▸ **Work item**: All of these records need to be duplicated exactly.

---*---

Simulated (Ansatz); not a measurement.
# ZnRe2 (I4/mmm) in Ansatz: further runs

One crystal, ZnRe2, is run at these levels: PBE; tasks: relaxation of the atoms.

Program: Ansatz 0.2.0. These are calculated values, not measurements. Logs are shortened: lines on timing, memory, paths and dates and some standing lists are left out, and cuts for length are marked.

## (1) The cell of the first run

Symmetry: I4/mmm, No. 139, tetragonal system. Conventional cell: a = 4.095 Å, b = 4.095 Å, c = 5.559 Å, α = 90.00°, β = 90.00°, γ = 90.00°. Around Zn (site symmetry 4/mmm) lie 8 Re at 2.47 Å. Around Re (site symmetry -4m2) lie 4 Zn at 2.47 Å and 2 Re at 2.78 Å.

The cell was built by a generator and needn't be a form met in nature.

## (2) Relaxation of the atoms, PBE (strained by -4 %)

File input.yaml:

---*---

▸ **Written solution**:
Simulated (Ansatz); not a measurement.
# ZnRe2 (I4/mmm) in Ansatz: further runs

One crystal, ZnRe2, is run at these levels: PBE; tasks: relaxation of the atoms.

Program: Ansatz 0.2.0. These are calculated values, not measurements. Logs are shortened: lines on timing, memory, paths and dates and some standing lists are left out, and cuts for length are marked.

## (1) The cell of the first run

Symmetry: I4/mmm, No. 139, tetragonal system. Conventional cell: a = 4.095 Å, b = 4.095 Å, c = 5.559 Å, α = 90.00°, β = 90.00°, γ = 90.00°. Around Zn (site symmetry 4/mmm) lie 8 Re at 2.47 Å. Around Re (site symmetry -4m2) lie 4 Zn at 2.47 Å and 2 Re at 2.78 Å.

The cell was built by a generator and needn't be a form met in nature.

## (2) Relaxation of the atoms, PBE (strained by -4 %)

File input.yaml:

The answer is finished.